> [Action item] There is one span to output from the data below: the lines starting at the line with "Estimate the missing entries." and ending at the line with "Caveats: some runs use coarse meshes.". Output it exactly, ends included, nothing more.

►

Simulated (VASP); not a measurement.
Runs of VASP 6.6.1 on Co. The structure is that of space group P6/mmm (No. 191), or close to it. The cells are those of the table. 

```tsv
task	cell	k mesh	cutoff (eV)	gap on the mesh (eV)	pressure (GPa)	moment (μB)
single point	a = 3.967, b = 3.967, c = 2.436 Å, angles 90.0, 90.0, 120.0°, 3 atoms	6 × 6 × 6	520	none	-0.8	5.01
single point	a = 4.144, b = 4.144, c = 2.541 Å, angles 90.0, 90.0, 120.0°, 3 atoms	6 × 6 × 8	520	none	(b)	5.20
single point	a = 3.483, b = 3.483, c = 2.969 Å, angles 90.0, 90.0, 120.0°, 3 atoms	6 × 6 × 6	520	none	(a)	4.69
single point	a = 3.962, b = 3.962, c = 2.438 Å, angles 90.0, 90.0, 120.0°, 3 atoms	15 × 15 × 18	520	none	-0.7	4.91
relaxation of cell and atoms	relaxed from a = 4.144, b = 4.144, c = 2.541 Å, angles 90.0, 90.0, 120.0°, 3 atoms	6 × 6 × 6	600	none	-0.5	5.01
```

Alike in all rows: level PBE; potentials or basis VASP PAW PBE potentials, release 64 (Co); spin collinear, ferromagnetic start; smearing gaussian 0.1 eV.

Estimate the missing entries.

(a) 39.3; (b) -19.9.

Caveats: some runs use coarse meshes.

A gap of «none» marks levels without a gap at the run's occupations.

◄

> [Solution]
Estimate the missing entries.

(a) 39.3; (b) -19.9.

Caveats: some runs use coarse meshes.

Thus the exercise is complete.